·····

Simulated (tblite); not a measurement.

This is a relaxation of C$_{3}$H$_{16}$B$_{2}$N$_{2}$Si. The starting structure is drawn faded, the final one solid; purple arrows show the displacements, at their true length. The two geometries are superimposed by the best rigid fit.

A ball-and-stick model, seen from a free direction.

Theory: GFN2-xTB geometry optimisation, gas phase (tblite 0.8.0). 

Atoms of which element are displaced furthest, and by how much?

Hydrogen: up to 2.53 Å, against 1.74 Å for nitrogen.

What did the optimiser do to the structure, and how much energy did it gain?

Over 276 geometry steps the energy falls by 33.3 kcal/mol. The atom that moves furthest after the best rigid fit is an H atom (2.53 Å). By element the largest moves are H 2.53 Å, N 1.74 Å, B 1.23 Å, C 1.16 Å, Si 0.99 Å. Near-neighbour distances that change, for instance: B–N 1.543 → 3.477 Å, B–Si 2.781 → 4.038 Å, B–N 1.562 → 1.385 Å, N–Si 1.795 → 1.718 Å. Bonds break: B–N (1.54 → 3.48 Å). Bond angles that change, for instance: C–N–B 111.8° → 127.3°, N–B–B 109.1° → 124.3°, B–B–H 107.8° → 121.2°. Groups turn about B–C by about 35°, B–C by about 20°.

·····

— REQUIRED ACTION —
All the entries above are to be transcribed without any alteration.

— RESULT —
Simulated (tblite); not a measurement.

This is a relaxation of C$_{3}$H$_{16}$B$_{2}$N$_{2}$Si. The starting structure is drawn faded, the final one solid; purple arrows show the displacements, at their true length. The two geometries are superimposed by the best rigid fit.

A ball-and-stick model, seen from a free direction.

Theory: GFN2-xTB geometry optimisation, gas phase (tblite 0.8.0). 

Atoms of which element are displaced furthest, and by how much?

Hydrogen: up to 2.53 Å, against 1.74 Å for nitrogen.

What did the optimiser do to the structure, and how much energy did it gain?

Over 276 geometry steps the energy falls by 33.3 kcal/mol. The atom that moves furthest after the best rigid fit is an H atom (2.53 Å). By element the largest moves are H 2.53 Å, N 1.74 Å, B 1.23 Å, C 1.16 Å, Si 0.99 Å. Near-neighbour distances that change, for instance: B–N 1.543 → 3.477 Å, B–Si 2.781 → 4.038 Å, B–N 1.562 → 1.385 Å, N–Si 1.795 → 1.718 Å. Bonds break: B–N (1.54 → 3.48 Å). Bond angles that change, for instance: C–N–B 111.8° → 127.3°, N–B–B 109.1° → 124.3°, B–B–H 107.8° → 121.2°. Groups turn about B–C by about 35°, B–C by about 20°.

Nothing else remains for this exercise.